**WORK ORDER**
Each record must be retyped word for word.

Segment Start: RAW DATA

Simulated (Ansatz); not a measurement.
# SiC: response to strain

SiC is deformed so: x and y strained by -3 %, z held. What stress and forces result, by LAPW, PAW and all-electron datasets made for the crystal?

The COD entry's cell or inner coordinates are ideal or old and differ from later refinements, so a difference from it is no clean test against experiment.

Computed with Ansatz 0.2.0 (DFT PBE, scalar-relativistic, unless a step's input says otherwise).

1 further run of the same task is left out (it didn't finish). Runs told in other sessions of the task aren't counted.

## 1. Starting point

Segment End: RAW DATA

**EXPECTED ANSWER**
Simulated (Ansatz); not a measurement.
# SiC: response to strain

SiC is deformed so: x and y strained by -3 %, z held. What stress and forces result, by LAPW, PAW and all-electron datasets made for the crystal?

The COD entry's cell or inner coordinates are ideal or old and differ from later refinements, so a difference from it is no clean test against experiment.

Computed with Ansatz 0.2.0 (DFT PBE, scalar-relativistic, unless a step's input says otherwise).

1 further run of the same task is left out (it didn't finish). Runs told in other sessions of the task aren't counted.

## 1. Starting point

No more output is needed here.